****************
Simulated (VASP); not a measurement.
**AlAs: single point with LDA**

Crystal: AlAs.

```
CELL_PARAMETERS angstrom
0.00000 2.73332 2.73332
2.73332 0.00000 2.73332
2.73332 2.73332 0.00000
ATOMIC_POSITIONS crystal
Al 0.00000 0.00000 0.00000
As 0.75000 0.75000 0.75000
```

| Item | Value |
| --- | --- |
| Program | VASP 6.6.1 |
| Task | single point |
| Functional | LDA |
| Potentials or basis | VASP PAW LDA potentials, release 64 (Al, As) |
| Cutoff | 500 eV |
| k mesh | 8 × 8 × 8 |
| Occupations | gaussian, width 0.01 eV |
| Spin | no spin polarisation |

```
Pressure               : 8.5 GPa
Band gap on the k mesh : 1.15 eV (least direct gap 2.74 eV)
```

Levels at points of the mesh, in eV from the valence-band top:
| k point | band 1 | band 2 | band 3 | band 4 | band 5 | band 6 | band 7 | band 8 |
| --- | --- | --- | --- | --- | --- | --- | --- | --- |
****************

* _Exercise_
Up to and including the line with "64 (Al, As) |", write out the records above exactly, starting from their first line.

* _Written solution_
Simulated (VASP); not a measurement.
**AlAs: single point with LDA**

Crystal: AlAs.

```
CELL_PARAMETERS angstrom
0.00000 2.73332 2.73332
2.73332 0.00000 2.73332
2.73332 2.73332 0.00000
ATOMIC_POSITIONS crystal
Al 0.00000 0.00000 0.00000
As 0.75000 0.75000 0.75000
```

| Item | Value |
| --- | --- |
| Program | VASP 6.6.1 |
| Task | single point |
| Functional | LDA |
| Potentials or basis | VASP PAW LDA potentials, release 64 (Al, As) |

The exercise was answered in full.